Work instruction = Without skipping anything, write out each record below exactly.

------ Given data

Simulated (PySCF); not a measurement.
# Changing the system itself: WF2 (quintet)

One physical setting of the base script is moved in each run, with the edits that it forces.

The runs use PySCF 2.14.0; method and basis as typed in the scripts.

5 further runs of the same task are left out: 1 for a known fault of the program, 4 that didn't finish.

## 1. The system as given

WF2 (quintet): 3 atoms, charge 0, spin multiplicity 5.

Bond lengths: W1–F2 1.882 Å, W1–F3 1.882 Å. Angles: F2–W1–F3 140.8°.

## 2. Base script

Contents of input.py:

------------

Written solution =
Simulated (PySCF); not a measurement.
# Changing the system itself: WF2 (quintet)

One physical setting of the base script is moved in each run, with the edits that it forces.

The runs use PySCF 2.14.0; method and basis as typed in the scripts.

5 further runs of the same task are left out: 1 for a known fault of the program, 4 that didn't finish.

## 1. The system as given

WF2 (quintet): 3 atoms, charge 0, spin multiplicity 5.

Bond lengths: W1–F2 1.882 Å, W1–F3 1.882 Å. Angles: F2–W1–F3 140.8°.

## 2. Base script

Contents of input.py:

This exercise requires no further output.